◆ Data listing
- Opening Delimiter -
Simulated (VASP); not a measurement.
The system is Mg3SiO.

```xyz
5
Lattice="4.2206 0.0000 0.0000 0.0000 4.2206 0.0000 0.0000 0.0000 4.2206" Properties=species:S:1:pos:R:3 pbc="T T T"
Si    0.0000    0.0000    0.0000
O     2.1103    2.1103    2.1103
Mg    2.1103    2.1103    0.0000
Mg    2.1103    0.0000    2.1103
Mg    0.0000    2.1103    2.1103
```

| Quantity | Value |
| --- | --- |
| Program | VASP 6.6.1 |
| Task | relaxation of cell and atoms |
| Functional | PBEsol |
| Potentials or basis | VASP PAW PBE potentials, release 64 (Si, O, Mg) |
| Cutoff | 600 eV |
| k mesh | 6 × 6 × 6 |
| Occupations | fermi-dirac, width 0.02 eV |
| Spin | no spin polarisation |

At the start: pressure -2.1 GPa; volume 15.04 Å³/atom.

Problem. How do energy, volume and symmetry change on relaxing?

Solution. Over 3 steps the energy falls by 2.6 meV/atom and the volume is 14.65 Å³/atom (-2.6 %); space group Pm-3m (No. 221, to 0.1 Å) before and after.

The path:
- Closing Delimiter -

◆ Work item
Would you please print every record exactly as written?

◆ Answer section
Simulated (VASP); not a measurement.
The system is Mg3SiO.

```xyz
5
Lattice="4.2206 0.0000 0.0000 0.0000 4.2206 0.0000 0.0000 0.0000 4.2206" Properties=species:S:1:pos:R:3 pbc="T T T"
Si    0.0000    0.0000    0.0000
O     2.1103    2.1103    2.1103
Mg    2.1103    2.1103    0.0000
Mg    2.1103    0.0000    2.1103
Mg    0.0000    2.1103    2.1103
```

| Quantity | Value |
| --- | --- |
| Program | VASP 6.6.1 |
| Task | relaxation of cell and atoms |
| Functional | PBEsol |
| Potentials or basis | VASP PAW PBE potentials, release 64 (Si, O, Mg) |
| Cutoff | 600 eV |
| k mesh | 6 × 6 × 6 |
| Occupations | fermi-dirac, width 0.02 eV |
| Spin | no spin polarisation |

At the start: pressure -2.1 GPa; volume 15.04 Å³/atom.

Problem. How do energy, volume and symmetry change on relaxing?

Solution. Over 3 steps the energy falls by 2.6 meV/atom and the volume is 14.65 Å³/atom (-2.6 %); space group Pm-3m (No. 221, to 0.1 Å) before and after.

The path:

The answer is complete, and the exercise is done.